**Recorded information:**
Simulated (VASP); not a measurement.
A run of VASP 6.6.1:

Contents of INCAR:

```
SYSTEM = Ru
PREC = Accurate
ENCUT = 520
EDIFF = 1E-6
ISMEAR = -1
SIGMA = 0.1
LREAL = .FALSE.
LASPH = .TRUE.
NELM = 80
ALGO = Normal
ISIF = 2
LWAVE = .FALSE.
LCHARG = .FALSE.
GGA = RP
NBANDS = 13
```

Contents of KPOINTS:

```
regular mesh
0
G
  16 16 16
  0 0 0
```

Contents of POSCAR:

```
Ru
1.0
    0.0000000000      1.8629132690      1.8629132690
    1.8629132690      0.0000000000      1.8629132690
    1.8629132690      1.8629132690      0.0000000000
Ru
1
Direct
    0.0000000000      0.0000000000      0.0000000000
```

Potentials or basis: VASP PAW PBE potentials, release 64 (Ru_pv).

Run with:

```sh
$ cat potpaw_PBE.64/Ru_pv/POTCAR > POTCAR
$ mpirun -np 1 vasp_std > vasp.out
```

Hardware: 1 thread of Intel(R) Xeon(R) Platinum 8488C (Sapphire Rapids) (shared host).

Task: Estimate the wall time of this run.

**Work order:** Quote the entire listing above exactly.

**Task output:**
Simulated (VASP); not a measurement.
A run of VASP 6.6.1:

Contents of INCAR:

```
SYSTEM = Ru
PREC = Accurate
ENCUT = 520
EDIFF = 1E-6
ISMEAR = -1
SIGMA = 0.1
LREAL = .FALSE.
LASPH = .TRUE.
NELM = 80
ALGO = Normal
ISIF = 2
LWAVE = .FALSE.
LCHARG = .FALSE.
GGA = RP
NBANDS = 13
```

Contents of KPOINTS:

```
regular mesh
0
G
  16 16 16
  0 0 0
```

Contents of POSCAR:

```
Ru
1.0
    0.0000000000      1.8629132690      1.8629132690
    1.8629132690      0.0000000000      1.8629132690
    1.8629132690      1.8629132690      0.0000000000
Ru
1
Direct
    0.0000000000      0.0000000000      0.0000000000
```

Potentials or basis: VASP PAW PBE potentials, release 64 (Ru_pv).

Run with:

```sh
$ cat potpaw_PBE.64/Ru_pv/POTCAR > POTCAR
$ mpirun -np 1 vasp_std > vasp.out
```

Hardware: 1 thread of Intel(R) Xeon(R) Platinum 8488C (Sapphire Rapids) (shared host).

Task: Estimate the wall time of this run.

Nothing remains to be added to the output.